══════
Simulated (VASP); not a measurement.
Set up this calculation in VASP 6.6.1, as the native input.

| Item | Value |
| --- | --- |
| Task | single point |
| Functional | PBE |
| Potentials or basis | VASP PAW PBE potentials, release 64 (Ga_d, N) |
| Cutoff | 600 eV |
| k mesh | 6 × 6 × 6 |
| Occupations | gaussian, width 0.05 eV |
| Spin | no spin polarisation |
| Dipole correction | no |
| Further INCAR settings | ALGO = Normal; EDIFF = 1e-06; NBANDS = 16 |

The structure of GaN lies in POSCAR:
══════

* [WORK ORDER]:
The answer is the full data, repeated exactly as shown.

* [ANSWER AREA]:
Simulated (VASP); not a measurement.
Set up this calculation in VASP 6.6.1, as the native input.

| Item | Value |
| --- | --- |
| Task | single point |
| Functional | PBE |
| Potentials or basis | VASP PAW PBE potentials, release 64 (Ga_d, N) |
| Cutoff | 600 eV |
| k mesh | 6 × 6 × 6 |
| Occupations | gaussian, width 0.05 eV |
| Spin | no spin polarisation |
| Dipole correction | no |
| Further INCAR settings | ALGO = Normal; EDIFF = 1e-06; NBANDS = 16 |

The structure of GaN lies in POSCAR:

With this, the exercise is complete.